- **Requirement**
Repeat the entries below exactly, missing none.

--- Record excerpts Enclosed Below ---

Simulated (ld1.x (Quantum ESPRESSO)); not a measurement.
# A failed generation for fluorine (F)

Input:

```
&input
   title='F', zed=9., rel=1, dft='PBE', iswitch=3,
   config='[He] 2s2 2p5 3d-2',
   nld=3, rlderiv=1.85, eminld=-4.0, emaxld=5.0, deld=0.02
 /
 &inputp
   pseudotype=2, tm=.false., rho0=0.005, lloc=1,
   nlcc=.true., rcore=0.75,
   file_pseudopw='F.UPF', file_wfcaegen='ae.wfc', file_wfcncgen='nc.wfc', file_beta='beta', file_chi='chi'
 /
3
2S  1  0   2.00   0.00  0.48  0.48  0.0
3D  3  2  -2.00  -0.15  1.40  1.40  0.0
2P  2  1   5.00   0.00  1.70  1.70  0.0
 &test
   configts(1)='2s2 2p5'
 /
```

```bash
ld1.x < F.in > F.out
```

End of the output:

--- End of Enclosed Record excerpts ---

- **Expected answer**
Simulated (ld1.x (Quantum ESPRESSO)); not a measurement.
# A failed generation for fluorine (F)

Input:

```
&input
   title='F', zed=9., rel=1, dft='PBE', iswitch=3,
   config='[He] 2s2 2p5 3d-2',
   nld=3, rlderiv=1.85, eminld=-4.0, emaxld=5.0, deld=0.02
 /
 &inputp
   pseudotype=2, tm=.false., rho0=0.005, lloc=1,
   nlcc=.true., rcore=0.75,
   file_pseudopw='F.UPF', file_wfcaegen='ae.wfc', file_wfcncgen='nc.wfc', file_beta='beta', file_chi='chi'
 /
3
2S  1  0   2.00   0.00  0.48  0.48  0.0
3D  3  2  -2.00  -0.15  1.40  1.40  0.0
2P  2  1   5.00   0.00  1.70  1.70  0.0
 &test
   configts(1)='2s2 2p5'
 /
```

```bash
ld1.x < F.in > F.out
```

End of the output:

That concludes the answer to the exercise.